::::::

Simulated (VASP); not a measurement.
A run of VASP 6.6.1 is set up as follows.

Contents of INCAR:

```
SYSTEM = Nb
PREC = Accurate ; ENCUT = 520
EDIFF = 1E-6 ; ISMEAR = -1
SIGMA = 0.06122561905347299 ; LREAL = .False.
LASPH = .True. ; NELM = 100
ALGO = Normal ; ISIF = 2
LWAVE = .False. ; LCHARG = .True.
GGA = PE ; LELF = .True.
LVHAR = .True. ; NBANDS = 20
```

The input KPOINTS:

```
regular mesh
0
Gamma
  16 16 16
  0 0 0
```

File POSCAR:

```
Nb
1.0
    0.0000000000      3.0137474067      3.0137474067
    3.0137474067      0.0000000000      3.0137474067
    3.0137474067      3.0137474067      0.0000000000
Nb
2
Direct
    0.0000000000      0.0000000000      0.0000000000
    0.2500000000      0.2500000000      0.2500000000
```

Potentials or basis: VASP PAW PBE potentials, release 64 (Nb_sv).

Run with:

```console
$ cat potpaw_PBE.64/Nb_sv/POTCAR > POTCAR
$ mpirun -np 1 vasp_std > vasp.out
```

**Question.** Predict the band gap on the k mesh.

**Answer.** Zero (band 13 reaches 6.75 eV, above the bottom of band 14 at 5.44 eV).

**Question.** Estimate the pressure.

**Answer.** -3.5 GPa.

::::::

Output exactly the lines of the material above from the one containing "the k mesh." up to and including the one containing "Estimate the pressure.".

**Question.** Predict the band gap on the k mesh.

**Answer.** Zero (band 13 reaches 6.75 eV, above the bottom of band 14 at 5.44 eV).

**Question.** Estimate the pressure.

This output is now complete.